▸ Task item
Take the entries that follow and return exactly the lines from the one holding "- Coordinates scanned: (1)" through the one holding "The picture shows", both included. Nothing else is needed.

▸ Records provided
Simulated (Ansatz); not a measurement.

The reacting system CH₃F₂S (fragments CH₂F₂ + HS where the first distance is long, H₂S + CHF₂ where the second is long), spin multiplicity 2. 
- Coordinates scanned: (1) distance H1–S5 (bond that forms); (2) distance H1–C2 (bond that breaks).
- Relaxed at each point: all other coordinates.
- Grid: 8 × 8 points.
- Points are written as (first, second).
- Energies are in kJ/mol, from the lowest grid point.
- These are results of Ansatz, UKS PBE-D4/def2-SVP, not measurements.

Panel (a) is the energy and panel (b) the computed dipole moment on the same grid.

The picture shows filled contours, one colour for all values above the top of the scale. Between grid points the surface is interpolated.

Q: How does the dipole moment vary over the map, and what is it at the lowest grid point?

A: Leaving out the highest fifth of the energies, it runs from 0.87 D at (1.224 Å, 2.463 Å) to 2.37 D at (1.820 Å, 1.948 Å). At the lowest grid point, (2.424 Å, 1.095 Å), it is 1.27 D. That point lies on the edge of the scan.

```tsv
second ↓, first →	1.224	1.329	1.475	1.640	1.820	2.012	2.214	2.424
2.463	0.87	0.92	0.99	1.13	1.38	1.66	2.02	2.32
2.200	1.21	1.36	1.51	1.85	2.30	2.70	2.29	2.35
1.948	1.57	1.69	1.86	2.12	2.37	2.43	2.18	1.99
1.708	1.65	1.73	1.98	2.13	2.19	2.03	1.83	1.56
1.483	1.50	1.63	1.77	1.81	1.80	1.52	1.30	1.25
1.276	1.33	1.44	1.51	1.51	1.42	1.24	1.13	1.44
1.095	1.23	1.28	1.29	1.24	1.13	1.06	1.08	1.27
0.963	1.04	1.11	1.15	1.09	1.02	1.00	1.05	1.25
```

▸ Written solution
- Coordinates scanned: (1) distance H1–S5 (bond that forms); (2) distance H1–C2 (bond that breaks).
- Relaxed at each point: all other coordinates.
- Grid: 8 × 8 points.
- Points are written as (first, second).
- Energies are in kJ/mol, from the lowest grid point.
- These are results of Ansatz, UKS PBE-D4/def2-SVP, not measurements.

Panel (a) is the energy and panel (b) the computed dipole moment on the same grid.

The picture shows filled contours, one colour for all values above the top of the scale. Between grid points the surface is interpolated.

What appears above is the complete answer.